DATA SHOWN |
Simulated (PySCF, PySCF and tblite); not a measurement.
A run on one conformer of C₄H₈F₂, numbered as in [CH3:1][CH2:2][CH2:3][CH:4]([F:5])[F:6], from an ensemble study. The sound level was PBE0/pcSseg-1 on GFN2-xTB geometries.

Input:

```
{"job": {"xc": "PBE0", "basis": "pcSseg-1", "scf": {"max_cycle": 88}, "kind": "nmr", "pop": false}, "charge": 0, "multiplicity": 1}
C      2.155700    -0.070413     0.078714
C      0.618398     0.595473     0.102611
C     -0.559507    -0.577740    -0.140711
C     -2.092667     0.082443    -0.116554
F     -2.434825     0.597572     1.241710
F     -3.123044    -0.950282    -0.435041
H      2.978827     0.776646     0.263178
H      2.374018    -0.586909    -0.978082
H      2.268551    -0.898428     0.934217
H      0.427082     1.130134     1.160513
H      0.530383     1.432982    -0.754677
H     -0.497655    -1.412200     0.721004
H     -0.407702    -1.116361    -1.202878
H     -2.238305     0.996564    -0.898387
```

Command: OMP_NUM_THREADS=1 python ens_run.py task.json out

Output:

WORK REQUEST | Print the listing once more, exactly as it stands above.

TASK OUTPUT |
Simulated (PySCF, PySCF and tblite); not a measurement.
A run on one conformer of C₄H₈F₂, numbered as in [CH3:1][CH2:2][CH2:3][CH:4]([F:5])[F:6], from an ensemble study. The sound level was PBE0/pcSseg-1 on GFN2-xTB geometries.

Input:

```
{"job": {"xc": "PBE0", "basis": "pcSseg-1", "scf": {"max_cycle": 88}, "kind": "nmr", "pop": false}, "charge": 0, "multiplicity": 1}
C      2.155700    -0.070413     0.078714
C      0.618398     0.595473     0.102611
C     -0.559507    -0.577740    -0.140711
C     -2.092667     0.082443    -0.116554
F     -2.434825     0.597572     1.241710
F     -3.123044    -0.950282    -0.435041
H      2.978827     0.776646     0.263178
H      2.374018    -0.586909    -0.978082
H      2.268551    -0.898428     0.934217
H      0.427082     1.130134     1.160513
H      0.530383     1.432982    -0.754677
H     -0.497655    -1.412200     0.721004
H     -0.407702    -1.116361    -1.202878
H     -2.238305     0.996564    -0.898387
```

Command: OMP_NUM_THREADS=1 python ens_run.py task.json out

Output:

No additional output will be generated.